**ASSIGNED TASK**
Of the material below, only the lines from the line containing "y (meV/atom) |" down to the line containing "Answer: Least squares" belong in the answer, written out exactly.

== == ==

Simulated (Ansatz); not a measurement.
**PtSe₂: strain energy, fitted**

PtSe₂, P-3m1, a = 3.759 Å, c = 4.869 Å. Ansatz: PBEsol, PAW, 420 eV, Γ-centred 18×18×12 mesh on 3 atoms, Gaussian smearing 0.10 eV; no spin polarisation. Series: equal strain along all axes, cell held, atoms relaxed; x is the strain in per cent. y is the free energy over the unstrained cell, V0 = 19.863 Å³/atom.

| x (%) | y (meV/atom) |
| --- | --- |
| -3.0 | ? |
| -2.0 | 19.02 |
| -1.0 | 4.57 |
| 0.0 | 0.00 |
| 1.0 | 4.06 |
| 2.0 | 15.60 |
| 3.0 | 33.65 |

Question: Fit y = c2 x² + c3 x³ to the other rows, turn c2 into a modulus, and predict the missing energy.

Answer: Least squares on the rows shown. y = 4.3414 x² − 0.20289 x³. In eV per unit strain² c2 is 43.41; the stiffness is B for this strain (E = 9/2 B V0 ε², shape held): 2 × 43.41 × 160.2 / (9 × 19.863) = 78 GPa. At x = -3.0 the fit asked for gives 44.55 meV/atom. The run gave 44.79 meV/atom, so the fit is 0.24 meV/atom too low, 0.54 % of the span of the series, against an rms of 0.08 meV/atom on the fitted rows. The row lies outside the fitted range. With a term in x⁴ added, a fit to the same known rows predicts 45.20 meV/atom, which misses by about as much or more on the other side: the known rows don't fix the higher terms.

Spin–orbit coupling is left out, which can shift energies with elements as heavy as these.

== == ==

**RESPONSE**
| x (%) | y (meV/atom) |
| --- | --- |
| -3.0 | ? |
| -2.0 | 19.02 |
| -1.0 | 4.57 |
| 0.0 | 0.00 |
| 1.0 | 4.06 |
| 2.0 | 15.60 |
| 3.0 | 33.65 |

Question: Fit y = c2 x² + c3 x³ to the other rows, turn c2 into a modulus, and predict the missing energy.

Answer: Least squares on the rows shown. y = 4.3414 x² − 0.20289 x³. In eV per unit strain² c2 is 43.41; the stiffness is B for this strain (E = 9/2 B V0 ε², shape held): 2 × 43.41 × 160.2 / (9 × 19.863) = 78 GPa. At x = -3.0 the fit asked for gives 44.55 meV/atom. The run gave 44.79 meV/atom, so the fit is 0.24 meV/atom too low, 0.54 % of the span of the series, against an rms of 0.08 meV/atom on the fitted rows. The row lies outside the fitted range. With a term in x⁴ added, a fit to the same known rows predicts 45.20 meV/atom, which misses by about as much or more on the other side: the known rows don't fix the higher terms.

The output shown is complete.